*** PROVIDED MATERIAL Section Begins ***

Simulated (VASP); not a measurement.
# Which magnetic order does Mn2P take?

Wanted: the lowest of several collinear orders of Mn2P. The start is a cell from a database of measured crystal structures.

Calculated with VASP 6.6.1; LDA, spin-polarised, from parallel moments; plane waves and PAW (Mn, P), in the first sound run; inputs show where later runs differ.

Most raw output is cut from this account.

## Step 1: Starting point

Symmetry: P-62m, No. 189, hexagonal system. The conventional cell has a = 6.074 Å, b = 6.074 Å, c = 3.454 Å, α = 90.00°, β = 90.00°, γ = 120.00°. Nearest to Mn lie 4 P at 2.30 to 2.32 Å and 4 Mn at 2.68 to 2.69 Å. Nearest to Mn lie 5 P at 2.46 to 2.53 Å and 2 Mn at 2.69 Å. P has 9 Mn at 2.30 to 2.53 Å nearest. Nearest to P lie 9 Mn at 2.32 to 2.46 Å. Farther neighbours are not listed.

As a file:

*** PROVIDED MATERIAL Section Ends ***

Give back precisely the lines above that start at the line containing "Wanted: the lowest" and end at the line containing "Symmetry: P-62m, No.", inclusive. No other lines belong in the output.

_WRITTEN RESPONSE_
Wanted: the lowest of several collinear orders of Mn2P. The start is a cell from a database of measured crystal structures.

Calculated with VASP 6.6.1; LDA, spin-polarised, from parallel moments; plane waves and PAW (Mn, P), in the first sound run; inputs show where later runs differ.

Most raw output is cut from this account.

## Step 1: Starting point

Symmetry: P-62m, No. 189, hexagonal system. The conventional cell has a = 6.074 Å, b = 6.074 Å, c = 3.454 Å, α = 90.00°, β = 90.00°, γ = 120.00°. Nearest to Mn lie 4 P at 2.30 to 2.32 Å and 4 Mn at 2.68 to 2.69 Å. Nearest to Mn lie 5 P at 2.46 to 2.53 Å and 2 Mn at 2.69 Å. P has 9 Mn at 2.30 to 2.53 Å nearest. Nearest to P lie 9 Mn at 2.32 to 2.46 Å. Farther neighbours are not listed.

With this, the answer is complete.